** Work item **
When you reach the line with "width 0.01 eV" in the listing below, transcribe it and each line after it up to and including the line with "Caveats: the PAW", exactly and with nothing else.

*****

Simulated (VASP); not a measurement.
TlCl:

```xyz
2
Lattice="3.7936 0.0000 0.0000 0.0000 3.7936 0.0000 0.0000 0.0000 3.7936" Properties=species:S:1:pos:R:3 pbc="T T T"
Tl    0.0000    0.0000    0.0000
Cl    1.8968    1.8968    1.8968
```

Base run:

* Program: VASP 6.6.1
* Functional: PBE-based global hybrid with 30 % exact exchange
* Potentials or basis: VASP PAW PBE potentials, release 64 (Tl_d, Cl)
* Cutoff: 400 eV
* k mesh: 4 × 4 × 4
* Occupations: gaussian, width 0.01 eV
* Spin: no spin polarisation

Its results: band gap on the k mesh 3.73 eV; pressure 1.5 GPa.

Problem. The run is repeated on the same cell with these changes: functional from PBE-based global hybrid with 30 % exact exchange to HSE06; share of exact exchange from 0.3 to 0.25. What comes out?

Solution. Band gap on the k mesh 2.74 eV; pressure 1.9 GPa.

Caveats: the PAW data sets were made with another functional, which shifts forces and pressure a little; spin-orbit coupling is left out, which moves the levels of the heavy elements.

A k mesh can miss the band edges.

*****

** Task solution **
* Occupations: gaussian, width 0.01 eV
* Spin: no spin polarisation

Its results: band gap on the k mesh 3.73 eV; pressure 1.5 GPa.

Problem. The run is repeated on the same cell with these changes: functional from PBE-based global hybrid with 30 % exact exchange to HSE06; share of exact exchange from 0.3 to 0.25. What comes out?

Solution. Band gap on the k mesh 2.74 eV; pressure 1.9 GPa.

Caveats: the PAW data sets were made with another functional, which shifts forces and pressure a little; spin-orbit coupling is left out, which moves the levels of the heavy elements.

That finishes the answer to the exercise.